== Study material ==

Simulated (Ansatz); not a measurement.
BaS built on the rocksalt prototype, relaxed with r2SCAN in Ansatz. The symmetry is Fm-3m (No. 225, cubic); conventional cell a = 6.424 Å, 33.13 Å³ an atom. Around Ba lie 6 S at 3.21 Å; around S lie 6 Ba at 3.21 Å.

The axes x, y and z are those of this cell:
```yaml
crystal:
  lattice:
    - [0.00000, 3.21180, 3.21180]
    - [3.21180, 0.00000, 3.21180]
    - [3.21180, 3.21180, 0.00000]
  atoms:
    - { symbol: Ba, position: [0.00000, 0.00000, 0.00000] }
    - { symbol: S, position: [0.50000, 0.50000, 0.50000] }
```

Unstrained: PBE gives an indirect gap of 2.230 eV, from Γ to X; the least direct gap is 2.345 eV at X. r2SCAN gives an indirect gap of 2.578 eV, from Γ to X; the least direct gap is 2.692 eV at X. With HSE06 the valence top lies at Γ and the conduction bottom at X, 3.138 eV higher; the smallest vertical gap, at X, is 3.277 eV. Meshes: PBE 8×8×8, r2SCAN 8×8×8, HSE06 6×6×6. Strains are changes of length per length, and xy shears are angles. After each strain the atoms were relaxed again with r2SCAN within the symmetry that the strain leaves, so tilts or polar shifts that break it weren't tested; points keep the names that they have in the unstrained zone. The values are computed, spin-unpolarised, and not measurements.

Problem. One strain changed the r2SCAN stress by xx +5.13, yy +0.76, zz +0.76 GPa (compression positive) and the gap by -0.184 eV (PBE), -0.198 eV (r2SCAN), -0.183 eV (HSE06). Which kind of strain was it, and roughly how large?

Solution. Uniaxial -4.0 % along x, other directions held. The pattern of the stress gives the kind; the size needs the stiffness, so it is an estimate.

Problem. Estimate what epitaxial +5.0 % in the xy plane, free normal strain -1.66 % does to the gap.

===

[Work request]
In the listing above, find the line with "The axes x, y" and the line with "Problem. One strain", then print exactly those lines and every line between them.

[Response]
The axes x, y and z are those of this cell:
```yaml
crystal:
  lattice:
    - [0.00000, 3.21180, 3.21180]
    - [3.21180, 0.00000, 3.21180]
    - [3.21180, 3.21180, 0.00000]
  atoms:
    - { symbol: Ba, position: [0.00000, 0.00000, 0.00000] }
    - { symbol: S, position: [0.50000, 0.50000, 0.50000] }
```

Unstrained: PBE gives an indirect gap of 2.230 eV, from Γ to X; the least direct gap is 2.345 eV at X. r2SCAN gives an indirect gap of 2.578 eV, from Γ to X; the least direct gap is 2.692 eV at X. With HSE06 the valence top lies at Γ and the conduction bottom at X, 3.138 eV higher; the smallest vertical gap, at X, is 3.277 eV. Meshes: PBE 8×8×8, r2SCAN 8×8×8, HSE06 6×6×6. Strains are changes of length per length, and xy shears are angles. After each strain the atoms were relaxed again with r2SCAN within the symmetry that the strain leaves, so tilts or polar shifts that break it weren't tested; points keep the names that they have in the unstrained zone. The values are computed, spin-unpolarised, and not measurements.

Problem. One strain changed the r2SCAN stress by xx +5.13, yy +0.76, zz +0.76 GPa (compression positive) and the gap by -0.184 eV (PBE), -0.198 eV (r2SCAN), -0.183 eV (HSE06). Which kind of strain was it, and roughly how large?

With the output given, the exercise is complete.